WORK REQUEST: Your job is to copy all the entries precisely as they stand.

SUPPLIED RECORDS:
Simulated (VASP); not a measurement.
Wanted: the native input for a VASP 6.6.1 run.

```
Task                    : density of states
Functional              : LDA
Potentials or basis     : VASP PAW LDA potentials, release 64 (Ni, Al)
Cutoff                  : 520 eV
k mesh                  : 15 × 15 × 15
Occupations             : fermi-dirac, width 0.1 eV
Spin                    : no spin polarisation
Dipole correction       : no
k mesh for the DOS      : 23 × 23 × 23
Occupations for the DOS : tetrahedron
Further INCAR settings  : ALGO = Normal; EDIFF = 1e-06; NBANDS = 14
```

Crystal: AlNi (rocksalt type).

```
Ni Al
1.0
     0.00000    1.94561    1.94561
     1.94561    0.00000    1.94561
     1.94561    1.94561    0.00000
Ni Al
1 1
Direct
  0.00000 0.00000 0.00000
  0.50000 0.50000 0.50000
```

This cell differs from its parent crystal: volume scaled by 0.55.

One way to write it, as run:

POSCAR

RESPONSE BOX:
Simulated (VASP); not a measurement.
Wanted: the native input for a VASP 6.6.1 run.

```
Task                    : density of states
Functional              : LDA
Potentials or basis     : VASP PAW LDA potentials, release 64 (Ni, Al)
Cutoff                  : 520 eV
k mesh                  : 15 × 15 × 15
Occupations             : fermi-dirac, width 0.1 eV
Spin                    : no spin polarisation
Dipole correction       : no
k mesh for the DOS      : 23 × 23 × 23
Occupations for the DOS : tetrahedron
Further INCAR settings  : ALGO = Normal; EDIFF = 1e-06; NBANDS = 14
```

Crystal: AlNi (rocksalt type).

```
Ni Al
1.0
     0.00000    1.94561    1.94561
     1.94561    0.00000    1.94561
     1.94561    1.94561    0.00000
Ni Al
1 1
Direct
  0.00000 0.00000 0.00000
  0.50000 0.50000 0.50000
```

This cell differs from its parent crystal: volume scaled by 0.55.

One way to write it, as run:

POSCAR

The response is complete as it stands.